> **WORK ORDER**:
Starting at the top of the entries below, print each line exactly until the line with "The structure is" has been printed too.

> **DATA RECORDS**:
· · · · ·

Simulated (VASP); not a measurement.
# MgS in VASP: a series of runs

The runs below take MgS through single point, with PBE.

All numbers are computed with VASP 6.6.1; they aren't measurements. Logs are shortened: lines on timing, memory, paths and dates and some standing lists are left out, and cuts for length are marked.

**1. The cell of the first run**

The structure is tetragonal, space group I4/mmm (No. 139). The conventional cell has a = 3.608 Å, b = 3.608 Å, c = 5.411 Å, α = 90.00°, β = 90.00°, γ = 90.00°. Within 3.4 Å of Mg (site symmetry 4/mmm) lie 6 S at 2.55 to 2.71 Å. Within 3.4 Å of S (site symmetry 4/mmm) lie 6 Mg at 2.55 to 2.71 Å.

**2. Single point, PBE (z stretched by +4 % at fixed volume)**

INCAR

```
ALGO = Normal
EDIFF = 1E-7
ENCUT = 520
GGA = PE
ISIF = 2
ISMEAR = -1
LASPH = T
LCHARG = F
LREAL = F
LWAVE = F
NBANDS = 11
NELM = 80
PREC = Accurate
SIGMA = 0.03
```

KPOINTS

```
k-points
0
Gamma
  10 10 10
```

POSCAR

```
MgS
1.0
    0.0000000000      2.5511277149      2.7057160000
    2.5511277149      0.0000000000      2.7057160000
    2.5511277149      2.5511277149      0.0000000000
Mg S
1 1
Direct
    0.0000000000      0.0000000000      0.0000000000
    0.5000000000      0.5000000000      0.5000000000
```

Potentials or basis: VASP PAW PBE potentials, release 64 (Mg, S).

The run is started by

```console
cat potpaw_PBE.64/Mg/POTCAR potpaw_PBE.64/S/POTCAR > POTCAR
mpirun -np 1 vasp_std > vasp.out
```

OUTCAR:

· · · · ·

> **PROBLEM SOLUTION**:
Simulated (VASP); not a measurement.
# MgS in VASP: a series of runs

The runs below take MgS through single point, with PBE.

All numbers are computed with VASP 6.6.1; they aren't measurements. Logs are shortened: lines on timing, memory, paths and dates and some standing lists are left out, and cuts for length are marked.

**1. The cell of the first run**

The structure is tetragonal, space group I4/mmm (No. 139). The conventional cell has a = 3.608 Å, b = 3.608 Å, c = 5.411 Å, α = 90.00°, β = 90.00°, γ = 90.00°. Within 3.4 Å of Mg (site symmetry 4/mmm) lie 6 S at 2.55 to 2.71 Å. Within 3.4 Å of S (site symmetry 4/mmm) lie 6 Mg at 2.55 to 2.71 Å.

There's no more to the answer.